• RAW DATA:
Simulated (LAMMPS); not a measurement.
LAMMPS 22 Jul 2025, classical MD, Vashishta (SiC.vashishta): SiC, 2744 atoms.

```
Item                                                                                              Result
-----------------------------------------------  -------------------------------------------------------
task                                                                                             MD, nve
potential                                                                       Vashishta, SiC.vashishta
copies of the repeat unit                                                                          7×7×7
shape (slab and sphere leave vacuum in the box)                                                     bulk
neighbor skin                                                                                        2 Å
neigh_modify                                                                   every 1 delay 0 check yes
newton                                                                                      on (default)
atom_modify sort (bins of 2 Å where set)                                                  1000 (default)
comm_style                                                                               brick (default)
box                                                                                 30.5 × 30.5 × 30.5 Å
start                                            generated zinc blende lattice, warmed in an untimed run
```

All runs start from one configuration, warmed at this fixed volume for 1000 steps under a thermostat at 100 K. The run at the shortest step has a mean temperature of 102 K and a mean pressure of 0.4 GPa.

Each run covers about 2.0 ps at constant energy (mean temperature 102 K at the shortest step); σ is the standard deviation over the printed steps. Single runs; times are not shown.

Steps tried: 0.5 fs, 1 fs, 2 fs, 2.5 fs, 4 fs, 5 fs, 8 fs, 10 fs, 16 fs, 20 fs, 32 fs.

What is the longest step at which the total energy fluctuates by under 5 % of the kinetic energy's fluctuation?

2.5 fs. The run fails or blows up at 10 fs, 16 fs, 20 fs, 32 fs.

• ASSIGNMENT:
Each line above needs to be repeated exactly, with nothing omitted.

• EXERCISE SOLUTION:
Simulated (LAMMPS); not a measurement.
LAMMPS 22 Jul 2025, classical MD, Vashishta (SiC.vashishta): SiC, 2744 atoms.

```
Item                                                                                              Result
-----------------------------------------------  -------------------------------------------------------
task                                                                                             MD, nve
potential                                                                       Vashishta, SiC.vashishta
copies of the repeat unit                                                                          7×7×7
shape (slab and sphere leave vacuum in the box)                                                     bulk
neighbor skin                                                                                        2 Å
neigh_modify                                                                   every 1 delay 0 check yes
newton                                                                                      on (default)
atom_modify sort (bins of 2 Å where set)                                                  1000 (default)
comm_style                                                                               brick (default)
box                                                                                 30.5 × 30.5 × 30.5 Å
start                                            generated zinc blende lattice, warmed in an untimed run
```

All runs start from one configuration, warmed at this fixed volume for 1000 steps under a thermostat at 100 K. The run at the shortest step has a mean temperature of 102 K and a mean pressure of 0.4 GPa.

Each run covers about 2.0 ps at constant energy (mean temperature 102 K at the shortest step); σ is the standard deviation over the printed steps. Single runs; times are not shown.

Steps tried: 0.5 fs, 1 fs, 2 fs, 2.5 fs, 4 fs, 5 fs, 8 fs, 10 fs, 16 fs, 20 fs, 32 fs.

What is the longest step at which the total energy fluctuates by under 5 % of the kinetic energy's fluctuation?

2.5 fs. The run fails or blows up at 10 fs, 16 fs, 20 fs, 32 fs.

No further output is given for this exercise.